■ **ACTION ITEM**
Starting at the first line of the data below, retype every line up to and including the one containing "A: Self-consistency was".

■ ■ ■ ■ ■ ■ ■

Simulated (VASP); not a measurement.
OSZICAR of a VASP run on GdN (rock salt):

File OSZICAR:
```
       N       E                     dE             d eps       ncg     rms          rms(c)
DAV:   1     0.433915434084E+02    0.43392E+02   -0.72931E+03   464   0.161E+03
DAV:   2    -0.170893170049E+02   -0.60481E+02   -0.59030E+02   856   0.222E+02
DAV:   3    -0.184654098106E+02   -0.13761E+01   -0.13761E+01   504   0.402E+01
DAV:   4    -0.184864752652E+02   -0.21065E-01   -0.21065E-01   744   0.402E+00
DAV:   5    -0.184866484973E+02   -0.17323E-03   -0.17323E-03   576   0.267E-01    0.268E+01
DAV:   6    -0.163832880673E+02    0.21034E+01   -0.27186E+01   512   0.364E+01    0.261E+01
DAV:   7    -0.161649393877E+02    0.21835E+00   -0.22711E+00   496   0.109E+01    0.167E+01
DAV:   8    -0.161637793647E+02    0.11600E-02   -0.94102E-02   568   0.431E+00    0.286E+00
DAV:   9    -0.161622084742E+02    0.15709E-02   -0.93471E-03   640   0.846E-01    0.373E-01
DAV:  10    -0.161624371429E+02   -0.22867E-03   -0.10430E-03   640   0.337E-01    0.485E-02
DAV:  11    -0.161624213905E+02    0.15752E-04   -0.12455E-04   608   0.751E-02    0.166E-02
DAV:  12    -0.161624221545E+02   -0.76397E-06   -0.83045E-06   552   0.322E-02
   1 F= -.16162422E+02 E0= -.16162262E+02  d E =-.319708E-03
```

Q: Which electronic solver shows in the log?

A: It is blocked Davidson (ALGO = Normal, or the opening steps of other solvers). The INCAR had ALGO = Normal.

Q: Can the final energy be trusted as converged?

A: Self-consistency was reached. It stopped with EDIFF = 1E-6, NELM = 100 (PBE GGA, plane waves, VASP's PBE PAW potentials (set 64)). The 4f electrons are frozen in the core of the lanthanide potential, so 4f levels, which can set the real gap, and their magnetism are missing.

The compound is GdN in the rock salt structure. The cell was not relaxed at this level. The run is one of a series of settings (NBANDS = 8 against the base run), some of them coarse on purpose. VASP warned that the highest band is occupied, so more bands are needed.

■ ■ ■ ■ ■ ■ ■

■ **PROBLEM SOLUTION**
Simulated (VASP); not a measurement.
OSZICAR of a VASP run on GdN (rock salt):

File OSZICAR:
```
       N       E                     dE             d eps       ncg     rms          rms(c)
DAV:   1     0.433915434084E+02    0.43392E+02   -0.72931E+03   464   0.161E+03
DAV:   2    -0.170893170049E+02   -0.60481E+02   -0.59030E+02   856   0.222E+02
DAV:   3    -0.184654098106E+02   -0.13761E+01   -0.13761E+01   504   0.402E+01
DAV:   4    -0.184864752652E+02   -0.21065E-01   -0.21065E-01   744   0.402E+00
DAV:   5    -0.184866484973E+02   -0.17323E-03   -0.17323E-03   576   0.267E-01    0.268E+01
DAV:   6    -0.163832880673E+02    0.21034E+01   -0.27186E+01   512   0.364E+01    0.261E+01
DAV:   7    -0.161649393877E+02    0.21835E+00   -0.22711E+00   496   0.109E+01    0.167E+01
DAV:   8    -0.161637793647E+02    0.11600E-02   -0.94102E-02   568   0.431E+00    0.286E+00
DAV:   9    -0.161622084742E+02    0.15709E-02   -0.93471E-03   640   0.846E-01    0.373E-01
DAV:  10    -0.161624371429E+02   -0.22867E-03   -0.10430E-03   640   0.337E-01    0.485E-02
DAV:  11    -0.161624213905E+02    0.15752E-04   -0.12455E-04   608   0.751E-02    0.166E-02
DAV:  12    -0.161624221545E+02   -0.76397E-06   -0.83045E-06   552   0.322E-02
   1 F= -.16162422E+02 E0= -.16162262E+02  d E =-.319708E-03
```

Q: Which electronic solver shows in the log?

A: It is blocked Davidson (ALGO = Normal, or the opening steps of other solvers). The INCAR had ALGO = Normal.

Q: Can the final energy be trusted as converged?

A: Self-consistency was reached. It stopped with EDIFF = 1E-6, NELM = 100 (PBE GGA, plane waves, VASP's PBE PAW potentials (set 64)). The 4f electrons are frozen in the core of the lanthanide potential, so 4f levels, which can set the real gap, and their magnetism are missing.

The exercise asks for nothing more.